§ SUPPLIED MATERIAL
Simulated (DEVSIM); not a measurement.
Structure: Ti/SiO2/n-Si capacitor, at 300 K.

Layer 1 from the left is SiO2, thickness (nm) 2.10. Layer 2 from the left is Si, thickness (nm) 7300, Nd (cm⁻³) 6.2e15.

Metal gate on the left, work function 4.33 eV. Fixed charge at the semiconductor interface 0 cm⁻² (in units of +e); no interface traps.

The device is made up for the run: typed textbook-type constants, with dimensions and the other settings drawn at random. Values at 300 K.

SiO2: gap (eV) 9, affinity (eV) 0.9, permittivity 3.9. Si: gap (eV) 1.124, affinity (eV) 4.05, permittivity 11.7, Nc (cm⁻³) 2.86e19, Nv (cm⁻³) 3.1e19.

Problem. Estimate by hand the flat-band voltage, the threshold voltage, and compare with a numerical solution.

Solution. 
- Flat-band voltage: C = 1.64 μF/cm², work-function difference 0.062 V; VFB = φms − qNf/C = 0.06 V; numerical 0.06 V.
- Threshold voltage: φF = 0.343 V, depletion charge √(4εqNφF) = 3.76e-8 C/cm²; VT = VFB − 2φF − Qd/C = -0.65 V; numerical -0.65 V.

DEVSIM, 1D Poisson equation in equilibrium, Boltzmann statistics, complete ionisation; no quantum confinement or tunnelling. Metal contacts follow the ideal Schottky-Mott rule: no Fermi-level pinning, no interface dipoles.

§ ASSIGNMENT
The data above should be returned exactly as written.

§ SOLUTION
Simulated (DEVSIM); not a measurement.
Structure: Ti/SiO2/n-Si capacitor, at 300 K.

Layer 1 from the left is SiO2, thickness (nm) 2.10. Layer 2 from the left is Si, thickness (nm) 7300, Nd (cm⁻³) 6.2e15.

Metal gate on the left, work function 4.33 eV. Fixed charge at the semiconductor interface 0 cm⁻² (in units of +e); no interface traps.

The device is made up for the run: typed textbook-type constants, with dimensions and the other settings drawn at random. Values at 300 K.

SiO2: gap (eV) 9, affinity (eV) 0.9, permittivity 3.9. Si: gap (eV) 1.124, affinity (eV) 4.05, permittivity 11.7, Nc (cm⁻³) 2.86e19, Nv (cm⁻³) 3.1e19.

Problem. Estimate by hand the flat-band voltage, the threshold voltage, and compare with a numerical solution.

Solution. 
- Flat-band voltage: C = 1.64 μF/cm², work-function difference 0.062 V; VFB = φms − qNf/C = 0.06 V; numerical 0.06 V.
- Threshold voltage: φF = 0.343 V, depletion charge √(4εqNφF) = 3.76e-8 C/cm²; VT = VFB − 2φF − Qd/C = -0.65 V; numerical -0.65 V.

DEVSIM, 1D Poisson equation in equilibrium, Boltzmann statistics, complete ionisation; no quantum confinement or tunnelling. Metal contacts follow the ideal Schottky-Mott rule: no Fermi-level pinning, no interface dipoles.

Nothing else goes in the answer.